**SOURCE DATA**
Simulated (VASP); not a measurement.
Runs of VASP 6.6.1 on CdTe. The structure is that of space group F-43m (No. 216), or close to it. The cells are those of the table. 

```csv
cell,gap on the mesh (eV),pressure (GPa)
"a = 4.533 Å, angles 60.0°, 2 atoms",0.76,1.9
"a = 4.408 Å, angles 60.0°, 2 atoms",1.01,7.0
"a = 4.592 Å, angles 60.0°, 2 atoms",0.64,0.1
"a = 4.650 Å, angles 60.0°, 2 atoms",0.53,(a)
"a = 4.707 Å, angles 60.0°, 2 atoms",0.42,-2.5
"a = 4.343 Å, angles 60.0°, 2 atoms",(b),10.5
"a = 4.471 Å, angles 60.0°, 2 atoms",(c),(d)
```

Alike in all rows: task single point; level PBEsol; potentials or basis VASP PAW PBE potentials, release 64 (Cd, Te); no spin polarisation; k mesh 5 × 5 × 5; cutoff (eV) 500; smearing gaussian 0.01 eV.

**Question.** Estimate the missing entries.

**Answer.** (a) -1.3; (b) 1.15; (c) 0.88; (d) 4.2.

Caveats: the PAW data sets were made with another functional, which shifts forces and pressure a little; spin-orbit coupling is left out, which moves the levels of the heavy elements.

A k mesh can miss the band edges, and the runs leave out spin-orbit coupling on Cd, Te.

**ACTION ITEM**
Only the lines from the beginning of the listing through the line containing "Caveats: the PAW" are wanted, each restated word for word.

**PROBLEM SOLUTION**
Simulated (VASP); not a measurement.
Runs of VASP 6.6.1 on CdTe. The structure is that of space group F-43m (No. 216), or close to it. The cells are those of the table. 

```csv
cell,gap on the mesh (eV),pressure (GPa)
"a = 4.533 Å, angles 60.0°, 2 atoms",0.76,1.9
"a = 4.408 Å, angles 60.0°, 2 atoms",1.01,7.0
"a = 4.592 Å, angles 60.0°, 2 atoms",0.64,0.1
"a = 4.650 Å, angles 60.0°, 2 atoms",0.53,(a)
"a = 4.707 Å, angles 60.0°, 2 atoms",0.42,-2.5
"a = 4.343 Å, angles 60.0°, 2 atoms",(b),10.5
"a = 4.471 Å, angles 60.0°, 2 atoms",(c),(d)
```

Alike in all rows: task single point; level PBEsol; potentials or basis VASP PAW PBE potentials, release 64 (Cd, Te); no spin polarisation; k mesh 5 × 5 × 5; cutoff (eV) 500; smearing gaussian 0.01 eV.

**Question.** Estimate the missing entries.

**Answer.** (a) -1.3; (b) 1.15; (c) 0.88; (d) 4.2.

Caveats: the PAW data sets were made with another functional, which shifts forces and pressure a little; spin-orbit coupling is left out, which moves the levels of the heavy elements.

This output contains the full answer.